◆ Study material ◆
****************************************
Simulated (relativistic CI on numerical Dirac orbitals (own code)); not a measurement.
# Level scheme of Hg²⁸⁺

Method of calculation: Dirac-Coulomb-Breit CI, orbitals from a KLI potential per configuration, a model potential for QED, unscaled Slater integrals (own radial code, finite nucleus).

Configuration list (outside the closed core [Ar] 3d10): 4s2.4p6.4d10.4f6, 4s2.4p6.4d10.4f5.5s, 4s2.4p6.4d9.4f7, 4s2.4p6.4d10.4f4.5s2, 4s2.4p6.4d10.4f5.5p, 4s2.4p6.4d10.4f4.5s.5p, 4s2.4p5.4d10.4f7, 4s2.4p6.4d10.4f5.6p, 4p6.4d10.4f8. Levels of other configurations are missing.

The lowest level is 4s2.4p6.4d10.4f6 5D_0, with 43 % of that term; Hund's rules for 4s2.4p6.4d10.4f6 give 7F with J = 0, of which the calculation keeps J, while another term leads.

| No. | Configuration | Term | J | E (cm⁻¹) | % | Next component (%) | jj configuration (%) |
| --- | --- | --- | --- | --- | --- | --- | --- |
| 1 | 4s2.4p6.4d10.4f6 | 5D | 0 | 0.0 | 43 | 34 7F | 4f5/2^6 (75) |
****************************************

The stretch of entries above that starts with the line containing "# Level scheme of Hg²⁸⁺" and goes on through the line containing "configuration (%) |" is to be transcribed exactly, and no other line is to be transcribed.

# Level scheme of Hg²⁸⁺

Method of calculation: Dirac-Coulomb-Breit CI, orbitals from a KLI potential per configuration, a model potential for QED, unscaled Slater integrals (own radial code, finite nucleus).

Configuration list (outside the closed core [Ar] 3d10): 4s2.4p6.4d10.4f6, 4s2.4p6.4d10.4f5.5s, 4s2.4p6.4d9.4f7, 4s2.4p6.4d10.4f4.5s2, 4s2.4p6.4d10.4f5.5p, 4s2.4p6.4d10.4f4.5s.5p, 4s2.4p5.4d10.4f7, 4s2.4p6.4d10.4f5.6p, 4p6.4d10.4f8. Levels of other configurations are missing.

The lowest level is 4s2.4p6.4d10.4f6 5D_0, with 43 % of that term; Hund's rules for 4s2.4p6.4d10.4f6 give 7F with J = 0, of which the calculation keeps J, while another term leads.

| No. | Configuration | Term | J | E (cm⁻¹) | % | Next component (%) | jj configuration (%) |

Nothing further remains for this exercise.